## Work item
Write out the listing below word for word.

# # #

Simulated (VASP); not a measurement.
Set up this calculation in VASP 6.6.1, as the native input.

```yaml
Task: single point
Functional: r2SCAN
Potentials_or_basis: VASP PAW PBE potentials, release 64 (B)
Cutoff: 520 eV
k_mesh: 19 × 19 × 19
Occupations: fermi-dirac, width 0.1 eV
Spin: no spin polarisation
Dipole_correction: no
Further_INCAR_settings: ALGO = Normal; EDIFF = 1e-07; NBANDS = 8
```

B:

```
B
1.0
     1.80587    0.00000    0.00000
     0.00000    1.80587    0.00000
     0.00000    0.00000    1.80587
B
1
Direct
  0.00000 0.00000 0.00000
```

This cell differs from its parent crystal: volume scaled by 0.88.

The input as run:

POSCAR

# # #

## Exercise output
Simulated (VASP); not a measurement.
Set up this calculation in VASP 6.6.1, as the native input.

```yaml
Task: single point
Functional: r2SCAN
Potentials_or_basis: VASP PAW PBE potentials, release 64 (B)
Cutoff: 520 eV
k_mesh: 19 × 19 × 19
Occupations: fermi-dirac, width 0.1 eV
Spin: no spin polarisation
Dipole_correction: no
Further_INCAR_settings: ALGO = Normal; EDIFF = 1e-07; NBANDS = 8
```

B:

```
B
1.0
     1.80587    0.00000    0.00000
     0.00000    1.80587    0.00000
     0.00000    0.00000    1.80587
B
1
Direct
  0.00000 0.00000 0.00000
```

This cell differs from its parent crystal: volume scaled by 0.88.

The input as run:

POSCAR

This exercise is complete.